* _Assigned task_:
The full listing should be set down exactly as it reads.

┏━━
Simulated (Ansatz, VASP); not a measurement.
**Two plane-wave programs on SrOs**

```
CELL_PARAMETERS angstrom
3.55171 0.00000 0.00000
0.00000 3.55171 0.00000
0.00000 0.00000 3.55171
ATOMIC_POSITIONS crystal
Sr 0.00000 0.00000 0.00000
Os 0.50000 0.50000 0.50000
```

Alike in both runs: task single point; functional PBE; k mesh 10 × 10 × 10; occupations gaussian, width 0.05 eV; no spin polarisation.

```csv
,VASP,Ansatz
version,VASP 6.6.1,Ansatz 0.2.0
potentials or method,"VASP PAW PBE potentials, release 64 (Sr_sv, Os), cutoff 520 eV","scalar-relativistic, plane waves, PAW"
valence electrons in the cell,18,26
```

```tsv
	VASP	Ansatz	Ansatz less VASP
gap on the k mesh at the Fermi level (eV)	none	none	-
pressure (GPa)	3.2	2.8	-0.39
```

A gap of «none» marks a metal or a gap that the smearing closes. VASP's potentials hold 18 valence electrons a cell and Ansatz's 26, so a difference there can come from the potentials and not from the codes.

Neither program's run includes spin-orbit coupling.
┗━━

* _Response box_:
Simulated (Ansatz, VASP); not a measurement.
**Two plane-wave programs on SrOs**

```
CELL_PARAMETERS angstrom
3.55171 0.00000 0.00000
0.00000 3.55171 0.00000
0.00000 0.00000 3.55171
ATOMIC_POSITIONS crystal
Sr 0.00000 0.00000 0.00000
Os 0.50000 0.50000 0.50000
```

Alike in both runs: task single point; functional PBE; k mesh 10 × 10 × 10; occupations gaussian, width 0.05 eV; no spin polarisation.

```csv
,VASP,Ansatz
version,VASP 6.6.1,Ansatz 0.2.0
potentials or method,"VASP PAW PBE potentials, release 64 (Sr_sv, Os), cutoff 520 eV","scalar-relativistic, plane waves, PAW"
valence electrons in the cell,18,26
```

```tsv
	VASP	Ansatz	Ansatz less VASP
gap on the k mesh at the Fermi level (eV)	none	none	-
pressure (GPa)	3.2	2.8	-0.39
```

A gap of «none» marks a metal or a gap that the smearing closes. VASP's potentials hold 18 valence electrons a cell and Ansatz's 26, so a difference there can come from the potentials and not from the codes.

Neither program's run includes spin-orbit coupling.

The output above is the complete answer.